* _WORK ORDER_
Repeat the data in full. Every line must match.

* _INFORMATION GIVEN_
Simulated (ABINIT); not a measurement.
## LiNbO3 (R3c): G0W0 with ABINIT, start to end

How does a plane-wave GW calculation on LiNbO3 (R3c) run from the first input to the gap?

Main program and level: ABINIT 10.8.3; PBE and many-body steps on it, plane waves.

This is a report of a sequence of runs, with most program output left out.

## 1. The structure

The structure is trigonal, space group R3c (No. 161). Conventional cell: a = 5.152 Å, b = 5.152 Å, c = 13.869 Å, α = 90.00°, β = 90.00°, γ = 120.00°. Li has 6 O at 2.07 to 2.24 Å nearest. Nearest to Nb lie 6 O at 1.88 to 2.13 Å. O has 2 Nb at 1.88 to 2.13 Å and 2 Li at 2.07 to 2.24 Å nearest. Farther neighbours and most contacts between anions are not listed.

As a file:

* _TASK RESPONSE_
Simulated (ABINIT); not a measurement.
## LiNbO3 (R3c): G0W0 with ABINIT, start to end

How does a plane-wave GW calculation on LiNbO3 (R3c) run from the first input to the gap?

Main program and level: ABINIT 10.8.3; PBE and many-body steps on it, plane waves.

This is a report of a sequence of runs, with most program output left out.

## 1. The structure

The structure is trigonal, space group R3c (No. 161). Conventional cell: a = 5.152 Å, b = 5.152 Å, c = 13.869 Å, α = 90.00°, β = 90.00°, γ = 120.00°. Li has 6 O at 2.07 to 2.24 Å nearest. Nearest to Nb lie 6 O at 1.88 to 2.13 Å. O has 2 Nb at 1.88 to 2.13 Å and 2 Li at 2.07 to 2.24 Å nearest. Farther neighbours and most contacts between anions are not listed.

As a file:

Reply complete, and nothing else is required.